■ Dataset ■
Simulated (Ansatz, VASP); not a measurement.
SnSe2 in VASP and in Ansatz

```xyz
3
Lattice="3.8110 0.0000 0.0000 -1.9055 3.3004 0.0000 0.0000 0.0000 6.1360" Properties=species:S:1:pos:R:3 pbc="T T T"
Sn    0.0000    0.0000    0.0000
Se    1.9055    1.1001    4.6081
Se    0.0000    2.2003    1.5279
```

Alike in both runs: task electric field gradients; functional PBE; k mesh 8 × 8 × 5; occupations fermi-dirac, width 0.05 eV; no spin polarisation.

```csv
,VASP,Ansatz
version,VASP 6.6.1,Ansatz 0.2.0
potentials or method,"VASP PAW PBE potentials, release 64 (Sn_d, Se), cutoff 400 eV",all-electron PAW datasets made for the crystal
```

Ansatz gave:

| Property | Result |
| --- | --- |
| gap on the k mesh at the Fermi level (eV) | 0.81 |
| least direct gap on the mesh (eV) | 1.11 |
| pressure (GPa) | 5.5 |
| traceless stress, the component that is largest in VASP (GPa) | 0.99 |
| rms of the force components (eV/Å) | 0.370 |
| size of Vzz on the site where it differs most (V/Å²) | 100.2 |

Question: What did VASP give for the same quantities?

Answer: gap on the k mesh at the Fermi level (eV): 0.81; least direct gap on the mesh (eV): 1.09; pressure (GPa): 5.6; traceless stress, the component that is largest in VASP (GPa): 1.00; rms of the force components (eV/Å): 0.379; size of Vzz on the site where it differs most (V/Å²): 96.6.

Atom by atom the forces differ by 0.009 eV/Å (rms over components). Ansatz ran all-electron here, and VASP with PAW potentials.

■ Work order ■
Please give back, exactly as it stands above, the stretch from the line with "(eV/Å) | 0.370 |" through the line with "Answer: gap on", and no line outside it.

■ Exercise result ■
| rms of the force components (eV/Å) | 0.370 |
| size of Vzz on the site where it differs most (V/Å²) | 100.2 |

Question: What did VASP give for the same quantities?

Answer: gap on the k mesh at the Fermi level (eV): 0.81; least direct gap on the mesh (eV): 1.09; pressure (GPa): 5.6; traceless stress, the component that is largest in VASP (GPa): 1.00; rms of the force components (eV/Å): 0.379; size of Vzz on the site where it differs most (V/Å²): 96.6.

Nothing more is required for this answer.